▸ Activity: Please repeat only the stretch of records running from the first line through the line that contains "F2–H5 | 3 | 8.4 |".

▸ Material provided:
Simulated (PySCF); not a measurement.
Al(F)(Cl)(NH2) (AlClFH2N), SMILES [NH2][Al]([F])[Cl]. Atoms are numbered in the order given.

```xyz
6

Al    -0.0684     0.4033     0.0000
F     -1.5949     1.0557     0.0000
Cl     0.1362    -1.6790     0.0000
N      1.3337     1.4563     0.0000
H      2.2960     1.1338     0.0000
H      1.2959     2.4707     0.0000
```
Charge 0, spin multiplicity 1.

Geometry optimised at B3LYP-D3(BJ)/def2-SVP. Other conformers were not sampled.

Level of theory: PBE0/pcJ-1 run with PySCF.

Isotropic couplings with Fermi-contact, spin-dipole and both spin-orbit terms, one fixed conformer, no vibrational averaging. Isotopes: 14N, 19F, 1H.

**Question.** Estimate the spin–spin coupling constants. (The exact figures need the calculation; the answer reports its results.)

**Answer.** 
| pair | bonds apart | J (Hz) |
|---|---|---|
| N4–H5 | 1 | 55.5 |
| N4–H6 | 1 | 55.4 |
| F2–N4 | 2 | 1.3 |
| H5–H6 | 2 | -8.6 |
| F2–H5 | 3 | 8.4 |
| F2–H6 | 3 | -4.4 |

▸ Your response:
Simulated (PySCF); not a measurement.
Al(F)(Cl)(NH2) (AlClFH2N), SMILES [NH2][Al]([F])[Cl]. Atoms are numbered in the order given.

```xyz
6

Al    -0.0684     0.4033     0.0000
F     -1.5949     1.0557     0.0000
Cl     0.1362    -1.6790     0.0000
N      1.3337     1.4563     0.0000
H      2.2960     1.1338     0.0000
H      1.2959     2.4707     0.0000
```
Charge 0, spin multiplicity 1.

Geometry optimised at B3LYP-D3(BJ)/def2-SVP. Other conformers were not sampled.

Level of theory: PBE0/pcJ-1 run with PySCF.

Isotropic couplings with Fermi-contact, spin-dipole and both spin-orbit terms, one fixed conformer, no vibrational averaging. Isotopes: 14N, 19F, 1H.

**Question.** Estimate the spin–spin coupling constants. (The exact figures need the calculation; the answer reports its results.)

**Answer.** 
| pair | bonds apart | J (Hz) |
|---|---|---|
| N4–H5 | 1 | 55.5 |
| N4–H6 | 1 | 55.4 |
| F2–N4 | 2 | 1.3 |
| H5–H6 | 2 | -8.6 |
| F2–H5 | 3 | 8.4 |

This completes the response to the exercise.